_Data for review_
——
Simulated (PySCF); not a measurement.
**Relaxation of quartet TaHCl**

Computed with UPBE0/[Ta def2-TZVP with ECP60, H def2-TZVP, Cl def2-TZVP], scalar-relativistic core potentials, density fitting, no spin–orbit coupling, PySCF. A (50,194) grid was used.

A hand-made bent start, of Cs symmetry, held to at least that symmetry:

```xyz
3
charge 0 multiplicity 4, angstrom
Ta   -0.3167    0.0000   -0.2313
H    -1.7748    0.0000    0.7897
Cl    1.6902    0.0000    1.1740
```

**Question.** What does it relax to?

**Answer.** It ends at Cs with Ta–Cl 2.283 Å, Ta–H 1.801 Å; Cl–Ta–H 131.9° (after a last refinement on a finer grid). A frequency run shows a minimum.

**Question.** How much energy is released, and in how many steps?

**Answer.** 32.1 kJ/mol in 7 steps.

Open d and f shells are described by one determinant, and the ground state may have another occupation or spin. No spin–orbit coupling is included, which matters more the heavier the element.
——

_Exercise_
Each line from the start of the records through the line holding "in 7 steps." must be returned exactly; nothing else belongs in the answer.

_Response_
Simulated (PySCF); not a measurement.
**Relaxation of quartet TaHCl**

Computed with UPBE0/[Ta def2-TZVP with ECP60, H def2-TZVP, Cl def2-TZVP], scalar-relativistic core potentials, density fitting, no spin–orbit coupling, PySCF. A (50,194) grid was used.

A hand-made bent start, of Cs symmetry, held to at least that symmetry:

```xyz
3
charge 0 multiplicity 4, angstrom
Ta   -0.3167    0.0000   -0.2313
H    -1.7748    0.0000    0.7897
Cl    1.6902    0.0000    1.1740
```

**Question.** What does it relax to?

**Answer.** It ends at Cs with Ta–Cl 2.283 Å, Ta–H 1.801 Å; Cl–Ta–H 131.9° (after a last refinement on a finer grid). A frequency run shows a minimum.

**Question.** How much energy is released, and in how many steps?

**Answer.** 32.1 kJ/mol in 7 steps.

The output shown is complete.